▶

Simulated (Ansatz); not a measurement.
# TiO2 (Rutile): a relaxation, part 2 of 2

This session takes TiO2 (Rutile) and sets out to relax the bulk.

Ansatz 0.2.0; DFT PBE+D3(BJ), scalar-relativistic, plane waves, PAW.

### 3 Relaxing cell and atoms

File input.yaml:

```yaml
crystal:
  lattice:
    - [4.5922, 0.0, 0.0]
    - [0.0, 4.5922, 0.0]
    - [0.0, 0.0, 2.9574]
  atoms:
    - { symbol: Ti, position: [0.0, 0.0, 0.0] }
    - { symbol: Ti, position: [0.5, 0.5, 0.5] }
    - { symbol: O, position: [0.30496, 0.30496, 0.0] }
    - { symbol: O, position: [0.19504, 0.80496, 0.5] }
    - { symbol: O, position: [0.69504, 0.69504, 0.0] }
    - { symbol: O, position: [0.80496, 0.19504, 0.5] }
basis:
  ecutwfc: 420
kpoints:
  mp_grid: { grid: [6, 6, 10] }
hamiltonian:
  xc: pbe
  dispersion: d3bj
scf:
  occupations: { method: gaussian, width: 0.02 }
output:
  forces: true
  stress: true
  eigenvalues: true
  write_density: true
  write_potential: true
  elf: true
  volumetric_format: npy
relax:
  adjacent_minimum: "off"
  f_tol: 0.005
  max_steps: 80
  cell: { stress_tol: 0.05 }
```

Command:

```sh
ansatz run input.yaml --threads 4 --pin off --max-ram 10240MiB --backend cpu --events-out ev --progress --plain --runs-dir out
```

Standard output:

◀

Exercise: Precisely reproduce the lines of the entries, beginning at the first and ending at the one containing "### 3 Relaxing cell and atoms". Add nothing.

Exercise output:
Simulated (Ansatz); not a measurement.
# TiO2 (Rutile): a relaxation, part 2 of 2

This session takes TiO2 (Rutile) and sets out to relax the bulk.

Ansatz 0.2.0; DFT PBE+D3(BJ), scalar-relativistic, plane waves, PAW.

### 3 Relaxing cell and atoms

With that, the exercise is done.